★ ★ ★ ★
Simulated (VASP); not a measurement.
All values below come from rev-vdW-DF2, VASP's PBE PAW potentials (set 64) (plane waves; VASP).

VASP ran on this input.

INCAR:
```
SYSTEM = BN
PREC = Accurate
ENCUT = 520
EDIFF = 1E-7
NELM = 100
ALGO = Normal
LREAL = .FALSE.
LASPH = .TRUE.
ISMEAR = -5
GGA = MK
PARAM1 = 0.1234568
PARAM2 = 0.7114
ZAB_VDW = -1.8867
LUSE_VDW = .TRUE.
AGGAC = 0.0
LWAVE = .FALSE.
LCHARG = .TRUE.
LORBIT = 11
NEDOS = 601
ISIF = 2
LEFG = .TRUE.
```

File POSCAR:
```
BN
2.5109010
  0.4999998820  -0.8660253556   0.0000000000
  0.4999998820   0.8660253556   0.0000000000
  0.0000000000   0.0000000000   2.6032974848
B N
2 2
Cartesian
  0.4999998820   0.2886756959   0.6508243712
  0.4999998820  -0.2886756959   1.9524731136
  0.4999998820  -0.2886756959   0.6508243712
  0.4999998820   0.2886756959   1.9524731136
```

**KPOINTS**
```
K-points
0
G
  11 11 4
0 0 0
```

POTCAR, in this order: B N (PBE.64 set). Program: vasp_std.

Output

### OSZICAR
★ ★ ★ ★

Assignment — The material above should be retyped in full, exactly as given.

Written solution —
Simulated (VASP); not a measurement.
All values below come from rev-vdW-DF2, VASP's PBE PAW potentials (set 64) (plane waves; VASP).

VASP ran on this input.

INCAR:
```
SYSTEM = BN
PREC = Accurate
ENCUT = 520
EDIFF = 1E-7
NELM = 100
ALGO = Normal
LREAL = .FALSE.
LASPH = .TRUE.
ISMEAR = -5
GGA = MK
PARAM1 = 0.1234568
PARAM2 = 0.7114
ZAB_VDW = -1.8867
LUSE_VDW = .TRUE.
AGGAC = 0.0
LWAVE = .FALSE.
LCHARG = .TRUE.
LORBIT = 11
NEDOS = 601
ISIF = 2
LEFG = .TRUE.
```

File POSCAR:
```
BN
2.5109010
  0.4999998820  -0.8660253556   0.0000000000
  0.4999998820   0.8660253556   0.0000000000
  0.0000000000   0.0000000000   2.6032974848
B N
2 2
Cartesian
  0.4999998820   0.2886756959   0.6508243712
  0.4999998820  -0.2886756959   1.9524731136
  0.4999998820  -0.2886756959   0.6508243712
  0.4999998820   0.2886756959   1.9524731136
```

**KPOINTS**
```
K-points
0
G
  11 11 4
0 0 0
```

POTCAR, in this order: B N (PBE.64 set). Program: vasp_std.

Output

### OSZICAR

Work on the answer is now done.